━━━ Excerpted data

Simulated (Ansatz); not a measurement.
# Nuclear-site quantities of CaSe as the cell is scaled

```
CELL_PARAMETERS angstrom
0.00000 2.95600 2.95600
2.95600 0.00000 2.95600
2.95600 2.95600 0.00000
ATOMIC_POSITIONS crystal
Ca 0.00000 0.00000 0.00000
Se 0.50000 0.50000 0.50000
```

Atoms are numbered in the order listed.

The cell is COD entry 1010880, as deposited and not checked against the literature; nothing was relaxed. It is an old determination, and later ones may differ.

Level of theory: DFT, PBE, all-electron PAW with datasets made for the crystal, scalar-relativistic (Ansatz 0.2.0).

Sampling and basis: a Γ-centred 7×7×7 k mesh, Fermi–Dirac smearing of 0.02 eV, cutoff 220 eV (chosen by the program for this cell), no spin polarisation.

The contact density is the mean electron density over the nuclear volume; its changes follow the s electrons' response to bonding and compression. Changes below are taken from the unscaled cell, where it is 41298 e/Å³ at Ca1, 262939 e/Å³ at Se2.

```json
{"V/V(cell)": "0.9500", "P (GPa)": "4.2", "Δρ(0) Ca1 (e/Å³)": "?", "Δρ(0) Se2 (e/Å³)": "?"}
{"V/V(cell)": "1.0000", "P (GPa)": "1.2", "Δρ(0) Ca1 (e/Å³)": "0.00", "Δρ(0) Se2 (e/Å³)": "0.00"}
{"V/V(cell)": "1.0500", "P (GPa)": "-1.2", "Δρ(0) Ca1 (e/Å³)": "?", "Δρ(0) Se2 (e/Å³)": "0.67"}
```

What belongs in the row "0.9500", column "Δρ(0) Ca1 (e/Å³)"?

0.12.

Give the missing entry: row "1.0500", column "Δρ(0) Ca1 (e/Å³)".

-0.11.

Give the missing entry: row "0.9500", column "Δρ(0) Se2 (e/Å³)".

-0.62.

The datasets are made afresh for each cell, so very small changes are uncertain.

━━━━━━

## Exercise
Send back exactly, with nothing added, the lines from the first line of the material above through the line holding "Sampling and basis: a"; both ends are included.

## Your solution
Simulated (Ansatz); not a measurement.
# Nuclear-site quantities of CaSe as the cell is scaled

```
CELL_PARAMETERS angstrom
0.00000 2.95600 2.95600
2.95600 0.00000 2.95600
2.95600 2.95600 0.00000
ATOMIC_POSITIONS crystal
Ca 0.00000 0.00000 0.00000
Se 0.50000 0.50000 0.50000
```

Atoms are numbered in the order listed.

The cell is COD entry 1010880, as deposited and not checked against the literature; nothing was relaxed. It is an old determination, and later ones may differ.

Level of theory: DFT, PBE, all-electron PAW with datasets made for the crystal, scalar-relativistic (Ansatz 0.2.0).

Sampling and basis: a Γ-centred 7×7×7 k mesh, Fermi–Dirac smearing of 0.02 eV, cutoff 220 eV (chosen by the program for this cell), no spin polarisation.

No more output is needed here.